Brief - Reproduce, please, only the lines from the first line below to the line containing "Run record: geometry", inclusive.

──────── Extracted data
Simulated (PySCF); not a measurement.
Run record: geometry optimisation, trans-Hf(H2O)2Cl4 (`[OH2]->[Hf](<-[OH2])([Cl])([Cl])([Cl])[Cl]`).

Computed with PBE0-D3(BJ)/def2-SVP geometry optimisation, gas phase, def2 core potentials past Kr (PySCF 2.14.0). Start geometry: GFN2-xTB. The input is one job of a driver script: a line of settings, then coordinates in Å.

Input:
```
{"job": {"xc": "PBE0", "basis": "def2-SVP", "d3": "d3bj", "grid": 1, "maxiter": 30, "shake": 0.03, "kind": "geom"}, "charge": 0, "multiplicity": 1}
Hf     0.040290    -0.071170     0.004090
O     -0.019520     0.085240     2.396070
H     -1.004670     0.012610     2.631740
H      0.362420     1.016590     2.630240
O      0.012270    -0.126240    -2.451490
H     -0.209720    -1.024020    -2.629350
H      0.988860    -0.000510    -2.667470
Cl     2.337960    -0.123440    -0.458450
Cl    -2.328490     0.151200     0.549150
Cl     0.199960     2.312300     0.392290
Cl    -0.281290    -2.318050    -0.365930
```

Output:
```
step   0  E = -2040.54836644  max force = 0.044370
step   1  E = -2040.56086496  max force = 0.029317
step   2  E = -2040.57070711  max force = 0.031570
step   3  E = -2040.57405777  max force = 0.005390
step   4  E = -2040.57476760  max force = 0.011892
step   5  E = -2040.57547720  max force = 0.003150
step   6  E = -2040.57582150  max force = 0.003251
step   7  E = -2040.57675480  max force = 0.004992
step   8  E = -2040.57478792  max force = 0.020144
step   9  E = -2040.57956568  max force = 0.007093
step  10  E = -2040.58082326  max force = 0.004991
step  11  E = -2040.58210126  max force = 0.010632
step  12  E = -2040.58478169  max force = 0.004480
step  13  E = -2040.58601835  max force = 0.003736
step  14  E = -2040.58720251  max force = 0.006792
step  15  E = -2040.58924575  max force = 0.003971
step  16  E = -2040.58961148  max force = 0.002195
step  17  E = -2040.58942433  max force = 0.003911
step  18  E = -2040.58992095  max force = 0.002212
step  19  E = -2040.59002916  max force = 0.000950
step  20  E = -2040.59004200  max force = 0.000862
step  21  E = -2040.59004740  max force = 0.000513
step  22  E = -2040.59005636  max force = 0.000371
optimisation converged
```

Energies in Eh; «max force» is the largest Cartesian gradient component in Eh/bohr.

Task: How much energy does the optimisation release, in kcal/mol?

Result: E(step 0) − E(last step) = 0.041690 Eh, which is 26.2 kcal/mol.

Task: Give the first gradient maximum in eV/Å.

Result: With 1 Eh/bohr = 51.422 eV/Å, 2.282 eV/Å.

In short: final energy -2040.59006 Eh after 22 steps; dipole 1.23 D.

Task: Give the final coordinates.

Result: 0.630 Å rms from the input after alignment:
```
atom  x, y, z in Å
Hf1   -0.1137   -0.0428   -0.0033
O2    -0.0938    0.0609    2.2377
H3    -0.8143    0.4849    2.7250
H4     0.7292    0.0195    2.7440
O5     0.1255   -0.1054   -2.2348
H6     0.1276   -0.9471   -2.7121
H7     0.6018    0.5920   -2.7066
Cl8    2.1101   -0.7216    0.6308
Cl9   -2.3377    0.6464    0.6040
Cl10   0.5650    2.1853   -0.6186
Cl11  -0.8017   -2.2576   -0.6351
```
────────────────

Answer area -
Simulated (PySCF); not a measurement.
Run record: geometry optimisation, trans-Hf(H2O)2Cl4 (`[OH2]->[Hf](<-[OH2])([Cl])([Cl])([Cl])[Cl]`).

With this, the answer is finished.